_LISTED RECORDS_
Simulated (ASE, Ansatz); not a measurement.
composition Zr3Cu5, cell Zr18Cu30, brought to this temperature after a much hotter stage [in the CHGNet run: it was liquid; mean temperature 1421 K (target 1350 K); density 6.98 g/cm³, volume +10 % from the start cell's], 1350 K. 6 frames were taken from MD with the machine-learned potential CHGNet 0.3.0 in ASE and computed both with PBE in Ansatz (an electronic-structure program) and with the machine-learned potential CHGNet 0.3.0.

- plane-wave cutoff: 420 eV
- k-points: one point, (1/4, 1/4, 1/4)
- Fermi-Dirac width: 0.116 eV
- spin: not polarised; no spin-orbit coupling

_WORK REQUEST_
Output exactly the leading lines of the data, up to and including the line marked by "- Fermi-Dirac width: 0.116 eV".

_REPLY_
Simulated (ASE, Ansatz); not a measurement.
composition Zr3Cu5, cell Zr18Cu30, brought to this temperature after a much hotter stage [in the CHGNet run: it was liquid; mean temperature 1421 K (target 1350 K); density 6.98 g/cm³, volume +10 % from the start cell's], 1350 K. 6 frames were taken from MD with the machine-learned potential CHGNet 0.3.0 in ASE and computed both with PBE in Ansatz (an electronic-structure program) and with the machine-learned potential CHGNet 0.3.0.

- plane-wave cutoff: 420 eV
- k-points: one point, (1/4, 1/4, 1/4)
- Fermi-Dirac width: 0.116 eV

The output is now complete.